REQUIREMENT
Repeat exactly the lines of the listing below, please, starting with the first and ending with the line containing "### Step 1. The cell of the first run"; leave out the rest.

EXTRACTED MATERIAL
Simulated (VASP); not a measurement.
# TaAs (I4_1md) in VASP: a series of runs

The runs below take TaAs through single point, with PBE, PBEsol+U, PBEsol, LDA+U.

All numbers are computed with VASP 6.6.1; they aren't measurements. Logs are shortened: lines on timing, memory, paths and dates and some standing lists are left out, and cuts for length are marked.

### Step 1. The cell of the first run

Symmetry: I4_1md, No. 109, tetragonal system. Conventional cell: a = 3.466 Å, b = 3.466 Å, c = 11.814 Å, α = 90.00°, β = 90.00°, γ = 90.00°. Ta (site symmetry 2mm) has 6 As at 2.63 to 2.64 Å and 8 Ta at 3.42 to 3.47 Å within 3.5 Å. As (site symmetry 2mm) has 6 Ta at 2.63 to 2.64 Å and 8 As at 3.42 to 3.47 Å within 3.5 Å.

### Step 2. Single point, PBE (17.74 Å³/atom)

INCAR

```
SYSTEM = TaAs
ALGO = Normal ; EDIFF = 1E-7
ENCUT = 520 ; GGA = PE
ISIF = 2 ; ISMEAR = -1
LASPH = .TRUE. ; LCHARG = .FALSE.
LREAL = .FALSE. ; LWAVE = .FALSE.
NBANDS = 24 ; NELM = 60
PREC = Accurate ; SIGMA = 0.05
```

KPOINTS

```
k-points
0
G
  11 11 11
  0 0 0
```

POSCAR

TASK SOLUTION
Simulated (VASP); not a measurement.
# TaAs (I4_1md) in VASP: a series of runs

The runs below take TaAs through single point, with PBE, PBEsol+U, PBEsol, LDA+U.

All numbers are computed with VASP 6.6.1; they aren't measurements. Logs are shortened: lines on timing, memory, paths and dates and some standing lists are left out, and cuts for length are marked.

### Step 1. The cell of the first run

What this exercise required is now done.